Excerpted data Start Marker
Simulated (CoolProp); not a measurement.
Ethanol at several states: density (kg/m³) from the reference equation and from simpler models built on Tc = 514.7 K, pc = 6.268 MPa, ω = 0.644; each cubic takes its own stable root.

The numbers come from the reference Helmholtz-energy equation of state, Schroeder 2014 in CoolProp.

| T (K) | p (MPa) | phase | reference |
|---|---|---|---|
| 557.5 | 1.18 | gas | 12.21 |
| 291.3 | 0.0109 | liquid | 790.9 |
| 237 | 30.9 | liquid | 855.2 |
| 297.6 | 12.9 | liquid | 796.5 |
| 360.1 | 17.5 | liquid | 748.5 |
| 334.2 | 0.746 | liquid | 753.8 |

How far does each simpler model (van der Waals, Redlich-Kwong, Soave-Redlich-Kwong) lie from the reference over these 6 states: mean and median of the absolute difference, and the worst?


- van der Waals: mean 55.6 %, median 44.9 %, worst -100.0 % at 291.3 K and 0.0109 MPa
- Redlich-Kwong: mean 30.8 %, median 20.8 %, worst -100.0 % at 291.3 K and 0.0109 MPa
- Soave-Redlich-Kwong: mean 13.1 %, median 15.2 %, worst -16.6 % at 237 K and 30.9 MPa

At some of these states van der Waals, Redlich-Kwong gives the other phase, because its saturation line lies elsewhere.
Excerpted data End Marker

| Work instruction |
Starting at the line that has "- van der Waals: mean" and ending at the line that has "- Soave-Redlich-Kwong: mean", please write out the lines above exactly, leaving out all others.

| Worked solution |
- van der Waals: mean 55.6 %, median 44.9 %, worst -100.0 % at 291.3 K and 0.0109 MPa
- Redlich-Kwong: mean 30.8 %, median 20.8 %, worst -100.0 % at 291.3 K and 0.0109 MPa
- Soave-Redlich-Kwong: mean 13.1 %, median 15.2 %, worst -16.6 % at 237 K and 30.9 MPa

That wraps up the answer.